* * * * * * * * *
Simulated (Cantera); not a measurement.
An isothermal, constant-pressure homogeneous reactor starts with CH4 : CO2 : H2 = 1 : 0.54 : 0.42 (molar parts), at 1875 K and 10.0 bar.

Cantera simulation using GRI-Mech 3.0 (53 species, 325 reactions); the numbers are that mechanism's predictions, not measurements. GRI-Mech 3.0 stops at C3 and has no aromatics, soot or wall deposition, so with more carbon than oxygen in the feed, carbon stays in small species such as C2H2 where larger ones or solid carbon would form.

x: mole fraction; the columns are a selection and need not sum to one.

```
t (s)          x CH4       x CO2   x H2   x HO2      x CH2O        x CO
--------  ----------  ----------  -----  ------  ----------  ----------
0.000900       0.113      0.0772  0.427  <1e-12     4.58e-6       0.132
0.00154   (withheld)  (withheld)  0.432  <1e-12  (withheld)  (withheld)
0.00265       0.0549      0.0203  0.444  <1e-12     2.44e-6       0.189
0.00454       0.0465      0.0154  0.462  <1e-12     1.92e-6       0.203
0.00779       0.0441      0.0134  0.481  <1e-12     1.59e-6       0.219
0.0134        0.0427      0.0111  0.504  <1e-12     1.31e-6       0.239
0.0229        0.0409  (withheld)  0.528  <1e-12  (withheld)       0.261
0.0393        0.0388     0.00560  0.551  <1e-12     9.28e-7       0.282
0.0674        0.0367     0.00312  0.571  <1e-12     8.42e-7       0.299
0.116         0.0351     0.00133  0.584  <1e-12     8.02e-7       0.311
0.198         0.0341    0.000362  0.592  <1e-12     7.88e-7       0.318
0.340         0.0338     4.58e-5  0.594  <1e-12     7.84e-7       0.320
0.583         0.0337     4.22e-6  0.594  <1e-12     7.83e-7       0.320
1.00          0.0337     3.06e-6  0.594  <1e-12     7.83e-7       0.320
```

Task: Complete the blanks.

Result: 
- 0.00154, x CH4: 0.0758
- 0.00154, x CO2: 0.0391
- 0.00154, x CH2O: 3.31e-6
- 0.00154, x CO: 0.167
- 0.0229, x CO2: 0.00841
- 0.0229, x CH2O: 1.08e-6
* * * * * * * * *

▶ Work instruction
From the entries above, write out only the lines starting at the line that holds "Task: Complete the blanks." and ending at the line that holds "- 0.0229, x CO2: 0.00841", keeping both and matching them exactly.

▶ Exercise output
Task: Complete the blanks.

Result: 
- 0.00154, x CH4: 0.0758
- 0.00154, x CO2: 0.0391
- 0.00154, x CH2O: 3.31e-6
- 0.00154, x CO: 0.167
- 0.0229, x CO2: 0.00841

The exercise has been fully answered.